***

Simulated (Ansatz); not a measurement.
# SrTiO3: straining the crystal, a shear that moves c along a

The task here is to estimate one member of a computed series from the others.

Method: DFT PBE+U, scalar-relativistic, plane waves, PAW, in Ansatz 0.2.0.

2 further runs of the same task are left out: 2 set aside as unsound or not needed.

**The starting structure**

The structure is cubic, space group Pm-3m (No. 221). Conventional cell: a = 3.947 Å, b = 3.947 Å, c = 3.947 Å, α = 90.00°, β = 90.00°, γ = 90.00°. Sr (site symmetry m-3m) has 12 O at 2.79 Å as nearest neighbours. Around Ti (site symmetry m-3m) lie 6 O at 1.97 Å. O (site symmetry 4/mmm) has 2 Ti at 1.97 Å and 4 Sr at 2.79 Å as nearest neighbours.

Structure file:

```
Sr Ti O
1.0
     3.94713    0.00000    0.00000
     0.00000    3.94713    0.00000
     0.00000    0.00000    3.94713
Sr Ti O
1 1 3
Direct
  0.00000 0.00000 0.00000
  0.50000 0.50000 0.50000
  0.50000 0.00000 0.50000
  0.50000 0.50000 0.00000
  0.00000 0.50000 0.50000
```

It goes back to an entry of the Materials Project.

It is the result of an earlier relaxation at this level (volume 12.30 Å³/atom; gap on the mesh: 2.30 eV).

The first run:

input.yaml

***

- Brief
Return only the exact lines from the opening of the records through the line that contains "Method: DFT PBE+U, scalar-relativistic, plane", both included.

- Task answer
Simulated (Ansatz); not a measurement.
# SrTiO3: straining the crystal, a shear that moves c along a

The task here is to estimate one member of a computed series from the others.

Method: DFT PBE+U, scalar-relativistic, plane waves, PAW, in Ansatz 0.2.0.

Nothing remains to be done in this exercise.